Start of Source data
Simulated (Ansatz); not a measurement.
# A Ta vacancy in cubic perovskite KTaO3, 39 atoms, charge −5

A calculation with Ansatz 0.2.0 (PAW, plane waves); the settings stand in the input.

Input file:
End of Source data

■ Task item:
Could you repeat exactly the lines above from the line with "# A Ta vacancy" up to and including the line with "A calculation with", and only those?

■ Exercise result:
# A Ta vacancy in cubic perovskite KTaO3, 39 atoms, charge −5

A calculation with Ansatz 0.2.0 (PAW, plane waves); the settings stand in the input.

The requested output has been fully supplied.